◆ EXERCISE: Give back all of the records exactly.

◆ INFORMATION SHOWN:
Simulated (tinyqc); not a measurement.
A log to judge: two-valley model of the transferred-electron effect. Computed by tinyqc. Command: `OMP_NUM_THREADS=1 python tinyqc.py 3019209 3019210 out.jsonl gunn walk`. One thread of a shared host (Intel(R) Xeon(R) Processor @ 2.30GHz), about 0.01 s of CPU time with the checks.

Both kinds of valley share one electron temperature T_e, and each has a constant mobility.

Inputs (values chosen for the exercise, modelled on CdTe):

◆ ANSWER BOX:
Simulated (tinyqc); not a measurement.
A log to judge: two-valley model of the transferred-electron effect. Computed by tinyqc. Command: `OMP_NUM_THREADS=1 python tinyqc.py 3019209 3019210 out.jsonl gunn walk`. One thread of a shared host (Intel(R) Xeon(R) Processor @ 2.30GHz), about 0.01 s of CPU time with the checks.

Both kinds of valley share one electron temperature T_e, and each has a constant mobility.

Inputs (values chosen for the exercise, modelled on CdTe):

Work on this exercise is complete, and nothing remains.